Work task: Would you please copy every line of the material that follows, exactly as it reads?

Supplied material:
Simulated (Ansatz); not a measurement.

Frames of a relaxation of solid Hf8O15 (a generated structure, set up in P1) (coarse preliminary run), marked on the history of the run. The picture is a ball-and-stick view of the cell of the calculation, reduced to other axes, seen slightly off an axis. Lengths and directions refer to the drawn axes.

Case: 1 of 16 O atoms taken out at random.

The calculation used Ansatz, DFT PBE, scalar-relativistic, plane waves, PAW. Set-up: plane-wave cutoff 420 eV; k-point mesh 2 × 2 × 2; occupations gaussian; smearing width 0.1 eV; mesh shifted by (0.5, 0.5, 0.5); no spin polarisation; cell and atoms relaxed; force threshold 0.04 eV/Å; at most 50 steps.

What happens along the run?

Written response:
Simulated (Ansatz); not a measurement.

Frames of a relaxation of solid Hf8O15 (a generated structure, set up in P1) (coarse preliminary run), marked on the history of the run. The picture is a ball-and-stick view of the cell of the calculation, reduced to other axes, seen slightly off an axis. Lengths and directions refer to the drawn axes.

Case: 1 of 16 O atoms taken out at random.

The calculation used Ansatz, DFT PBE, scalar-relativistic, plane waves, PAW. Set-up: plane-wave cutoff 420 eV; k-point mesh 2 × 2 × 2; occupations gaussian; smearing width 0.1 eV; mesh shifted by (0.5, 0.5, 0.5); no spin polarisation; cell and atoms relaxed; force threshold 0.04 eV/Å; at most 50 steps.

What happens along the run?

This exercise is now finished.